▸ **GIVEN RECORDS**
==========
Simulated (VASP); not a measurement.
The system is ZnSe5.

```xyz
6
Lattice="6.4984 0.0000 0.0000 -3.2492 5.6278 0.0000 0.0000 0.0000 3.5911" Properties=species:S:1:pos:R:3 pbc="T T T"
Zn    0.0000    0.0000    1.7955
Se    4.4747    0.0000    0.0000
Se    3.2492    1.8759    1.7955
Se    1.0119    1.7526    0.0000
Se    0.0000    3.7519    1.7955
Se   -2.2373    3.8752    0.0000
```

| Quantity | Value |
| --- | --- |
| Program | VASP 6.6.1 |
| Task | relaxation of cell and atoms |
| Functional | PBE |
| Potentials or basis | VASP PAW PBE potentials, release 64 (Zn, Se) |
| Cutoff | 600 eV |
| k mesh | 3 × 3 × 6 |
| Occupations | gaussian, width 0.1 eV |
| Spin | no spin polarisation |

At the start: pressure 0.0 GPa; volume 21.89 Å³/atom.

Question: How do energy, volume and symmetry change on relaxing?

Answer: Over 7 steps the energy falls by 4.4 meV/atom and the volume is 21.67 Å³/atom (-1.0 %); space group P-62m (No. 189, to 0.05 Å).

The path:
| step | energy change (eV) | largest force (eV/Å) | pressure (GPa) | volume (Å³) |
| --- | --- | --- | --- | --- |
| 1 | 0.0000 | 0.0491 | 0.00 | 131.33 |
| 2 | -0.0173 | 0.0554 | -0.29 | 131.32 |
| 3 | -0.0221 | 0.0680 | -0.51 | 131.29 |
==========

▸ **ASSIGNMENT**
Please retype the data above exactly, including every line.

▸ **TASK OUTPUT**
Simulated (VASP); not a measurement.
The system is ZnSe5.

```xyz
6
Lattice="6.4984 0.0000 0.0000 -3.2492 5.6278 0.0000 0.0000 0.0000 3.5911" Properties=species:S:1:pos:R:3 pbc="T T T"
Zn    0.0000    0.0000    1.7955
Se    4.4747    0.0000    0.0000
Se    3.2492    1.8759    1.7955
Se    1.0119    1.7526    0.0000
Se    0.0000    3.7519    1.7955
Se   -2.2373    3.8752    0.0000
```

| Quantity | Value |
| --- | --- |
| Program | VASP 6.6.1 |
| Task | relaxation of cell and atoms |
| Functional | PBE |
| Potentials or basis | VASP PAW PBE potentials, release 64 (Zn, Se) |
| Cutoff | 600 eV |
| k mesh | 3 × 3 × 6 |
| Occupations | gaussian, width 0.1 eV |
| Spin | no spin polarisation |

At the start: pressure 0.0 GPa; volume 21.89 Å³/atom.

Question: How do energy, volume and symmetry change on relaxing?

Answer: Over 7 steps the energy falls by 4.4 meV/atom and the volume is 21.67 Å³/atom (-1.0 %); space group P-62m (No. 189, to 0.05 Å).

The path:
| step | energy change (eV) | largest force (eV/Å) | pressure (GPa) | volume (Å³) |
| --- | --- | --- | --- | --- |
| 1 | 0.0000 | 0.0491 | 0.00 | 131.33 |
| 2 | -0.0173 | 0.0554 | -0.29 | 131.32 |
| 3 | -0.0221 | 0.0680 | -0.51 | 131.29 |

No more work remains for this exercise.